Please restate verbatim the lines that open the listing below, ending with the line in which "[Logs are printed" occurs.

+-------+

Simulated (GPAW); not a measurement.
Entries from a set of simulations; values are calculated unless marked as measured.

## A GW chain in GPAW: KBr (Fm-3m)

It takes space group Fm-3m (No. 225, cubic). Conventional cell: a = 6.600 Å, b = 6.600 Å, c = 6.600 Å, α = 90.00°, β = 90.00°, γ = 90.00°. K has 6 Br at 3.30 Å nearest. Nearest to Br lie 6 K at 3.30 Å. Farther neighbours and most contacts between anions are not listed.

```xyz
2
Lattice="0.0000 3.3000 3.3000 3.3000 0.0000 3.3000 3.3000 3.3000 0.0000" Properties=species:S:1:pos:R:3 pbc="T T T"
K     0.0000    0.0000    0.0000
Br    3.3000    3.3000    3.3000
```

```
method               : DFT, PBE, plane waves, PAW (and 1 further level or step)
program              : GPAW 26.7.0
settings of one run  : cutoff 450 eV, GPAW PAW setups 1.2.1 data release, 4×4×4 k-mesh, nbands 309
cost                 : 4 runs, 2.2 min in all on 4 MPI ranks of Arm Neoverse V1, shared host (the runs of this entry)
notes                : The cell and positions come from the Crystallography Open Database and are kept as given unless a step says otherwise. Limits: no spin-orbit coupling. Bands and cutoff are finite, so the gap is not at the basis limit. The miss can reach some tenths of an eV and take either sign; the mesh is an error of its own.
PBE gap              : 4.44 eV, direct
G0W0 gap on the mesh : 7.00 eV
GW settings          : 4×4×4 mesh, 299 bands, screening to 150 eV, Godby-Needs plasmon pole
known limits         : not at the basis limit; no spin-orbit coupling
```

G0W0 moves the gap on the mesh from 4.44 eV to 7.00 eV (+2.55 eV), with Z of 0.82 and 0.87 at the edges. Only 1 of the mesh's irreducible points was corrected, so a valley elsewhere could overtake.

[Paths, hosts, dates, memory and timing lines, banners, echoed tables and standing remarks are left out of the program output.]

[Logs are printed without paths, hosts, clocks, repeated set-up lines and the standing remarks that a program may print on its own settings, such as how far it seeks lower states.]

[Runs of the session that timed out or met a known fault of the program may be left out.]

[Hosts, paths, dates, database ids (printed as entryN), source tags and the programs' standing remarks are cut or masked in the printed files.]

+-------+

§ Response:
Simulated (GPAW); not a measurement.
Entries from a set of simulations; values are calculated unless marked as measured.

## A GW chain in GPAW: KBr (Fm-3m)

It takes space group Fm-3m (No. 225, cubic). Conventional cell: a = 6.600 Å, b = 6.600 Å, c = 6.600 Å, α = 90.00°, β = 90.00°, γ = 90.00°. K has 6 Br at 3.30 Å nearest. Nearest to Br lie 6 K at 3.30 Å. Farther neighbours and most contacts between anions are not listed.

```xyz
2
Lattice="0.0000 3.3000 3.3000 3.3000 0.0000 3.3000 3.3000 3.3000 0.0000" Properties=species:S:1:pos:R:3 pbc="T T T"
K     0.0000    0.0000    0.0000
Br    3.3000    3.3000    3.3000
```

```
method               : DFT, PBE, plane waves, PAW (and 1 further level or step)
program              : GPAW 26.7.0
settings of one run  : cutoff 450 eV, GPAW PAW setups 1.2.1 data release, 4×4×4 k-mesh, nbands 309
cost                 : 4 runs, 2.2 min in all on 4 MPI ranks of Arm Neoverse V1, shared host (the runs of this entry)
notes                : The cell and positions come from the Crystallography Open Database and are kept as given unless a step says otherwise. Limits: no spin-orbit coupling. Bands and cutoff are finite, so the gap is not at the basis limit. The miss can reach some tenths of an eV and take either sign; the mesh is an error of its own.
PBE gap              : 4.44 eV, direct
G0W0 gap on the mesh : 7.00 eV
GW settings          : 4×4×4 mesh, 299 bands, screening to 150 eV, Godby-Needs plasmon pole
known limits         : not at the basis limit; no spin-orbit coupling
```

G0W0 moves the gap on the mesh from 4.44 eV to 7.00 eV (+2.55 eV), with Z of 0.82 and 0.87 at the edges. Only 1 of the mesh's irreducible points was corrected, so a valley elsewhere could overtake.

[Paths, hosts, dates, memory and timing lines, banners, echoed tables and standing remarks are left out of the program output.]

[Logs are printed without paths, hosts, clocks, repeated set-up lines and the standing remarks that a program may print on its own settings, such as how far it seeks lower states.]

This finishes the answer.